## Data extracts
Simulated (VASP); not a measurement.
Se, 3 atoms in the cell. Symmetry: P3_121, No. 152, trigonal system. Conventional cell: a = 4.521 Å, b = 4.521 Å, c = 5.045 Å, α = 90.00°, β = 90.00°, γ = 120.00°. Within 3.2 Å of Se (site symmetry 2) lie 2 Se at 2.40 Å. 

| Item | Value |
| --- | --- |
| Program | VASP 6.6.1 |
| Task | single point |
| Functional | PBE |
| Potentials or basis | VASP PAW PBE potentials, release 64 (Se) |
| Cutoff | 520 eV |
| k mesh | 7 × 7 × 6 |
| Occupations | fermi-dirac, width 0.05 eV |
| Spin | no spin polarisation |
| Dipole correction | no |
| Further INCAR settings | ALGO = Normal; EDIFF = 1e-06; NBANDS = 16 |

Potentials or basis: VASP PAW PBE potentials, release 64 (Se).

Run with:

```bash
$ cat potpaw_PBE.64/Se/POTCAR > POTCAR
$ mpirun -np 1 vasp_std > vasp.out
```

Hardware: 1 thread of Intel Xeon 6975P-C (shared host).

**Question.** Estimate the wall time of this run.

## Work request
From the opening line of the data above through the line holding "Hardware: 1 thread", give every line again exactly as it stands.

## Written reply
Simulated (VASP); not a measurement.
Se, 3 atoms in the cell. Symmetry: P3_121, No. 152, trigonal system. Conventional cell: a = 4.521 Å, b = 4.521 Å, c = 5.045 Å, α = 90.00°, β = 90.00°, γ = 120.00°. Within 3.2 Å of Se (site symmetry 2) lie 2 Se at 2.40 Å. 

| Item | Value |
| --- | --- |
| Program | VASP 6.6.1 |
| Task | single point |
| Functional | PBE |
| Potentials or basis | VASP PAW PBE potentials, release 64 (Se) |
| Cutoff | 520 eV |
| k mesh | 7 × 7 × 6 |
| Occupations | fermi-dirac, width 0.05 eV |
| Spin | no spin polarisation |
| Dipole correction | no |
| Further INCAR settings | ALGO = Normal; EDIFF = 1e-06; NBANDS = 16 |

Potentials or basis: VASP PAW PBE potentials, release 64 (Se).

Run with:

```bash
$ cat potpaw_PBE.64/Se/POTCAR > POTCAR
$ mpirun -np 1 vasp_std > vasp.out
```

Hardware: 1 thread of Intel Xeon 6975P-C (shared host).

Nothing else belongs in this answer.